━━━ DATASET CONTENT

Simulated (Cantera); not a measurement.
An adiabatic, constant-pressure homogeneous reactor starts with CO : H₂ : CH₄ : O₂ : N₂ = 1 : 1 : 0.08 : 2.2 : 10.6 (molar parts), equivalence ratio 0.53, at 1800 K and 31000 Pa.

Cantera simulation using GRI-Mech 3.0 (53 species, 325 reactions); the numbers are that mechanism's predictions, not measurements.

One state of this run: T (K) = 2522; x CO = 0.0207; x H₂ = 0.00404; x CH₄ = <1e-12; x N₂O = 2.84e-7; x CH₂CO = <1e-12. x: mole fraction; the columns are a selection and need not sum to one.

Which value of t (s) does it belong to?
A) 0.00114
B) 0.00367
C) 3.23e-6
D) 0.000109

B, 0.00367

━━━━━━

● **REQUIRED ACTION**
Exactly the lines running from the top of the records to the line that contains "D) 0.000109", inclusive, must be set down, and nothing more.

● **EXPECTED ANSWER**
Simulated (Cantera); not a measurement.
An adiabatic, constant-pressure homogeneous reactor starts with CO : H₂ : CH₄ : O₂ : N₂ = 1 : 1 : 0.08 : 2.2 : 10.6 (molar parts), equivalence ratio 0.53, at 1800 K and 31000 Pa.

Cantera simulation using GRI-Mech 3.0 (53 species, 325 reactions); the numbers are that mechanism's predictions, not measurements.

One state of this run: T (K) = 2522; x CO = 0.0207; x H₂ = 0.00404; x CH₄ = <1e-12; x N₂O = 2.84e-7; x CH₂CO = <1e-12. x: mole fraction; the columns are a selection and need not sum to one.

Which value of t (s) does it belong to?
A) 0.00114
B) 0.00367
C) 3.23e-6
D) 0.000109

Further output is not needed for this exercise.